> [WORK ITEM]: Your task is to quote the records from their first line through the line containing "CH₃F₄Nb, SMILES [F][Nb]([F])([F])([CH3])[F], multiplicity", with nothing added or left out.

> [THE DATA]:
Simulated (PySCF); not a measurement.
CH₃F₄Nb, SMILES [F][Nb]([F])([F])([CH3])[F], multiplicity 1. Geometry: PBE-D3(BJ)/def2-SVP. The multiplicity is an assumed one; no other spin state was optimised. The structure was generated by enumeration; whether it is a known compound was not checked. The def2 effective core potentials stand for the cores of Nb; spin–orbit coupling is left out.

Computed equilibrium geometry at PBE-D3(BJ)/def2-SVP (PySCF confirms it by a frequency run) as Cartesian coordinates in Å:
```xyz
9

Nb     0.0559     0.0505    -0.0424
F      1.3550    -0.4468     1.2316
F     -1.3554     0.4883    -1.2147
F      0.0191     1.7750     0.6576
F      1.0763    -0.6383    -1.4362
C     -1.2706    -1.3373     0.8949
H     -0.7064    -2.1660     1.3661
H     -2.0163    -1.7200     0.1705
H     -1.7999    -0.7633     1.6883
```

> [YOUR RESPONSE]:
Simulated (PySCF); not a measurement.
CH₃F₄Nb, SMILES [F][Nb]([F])([F])([CH3])[F], multiplicity 1. Geometry: PBE-D3(BJ)/def2-SVP. The multiplicity is an assumed one; no other spin state was optimised. The structure was generated by enumeration; whether it is a known compound was not checked. The def2 effective core potentials stand for the cores of Nb; spin–orbit coupling is left out.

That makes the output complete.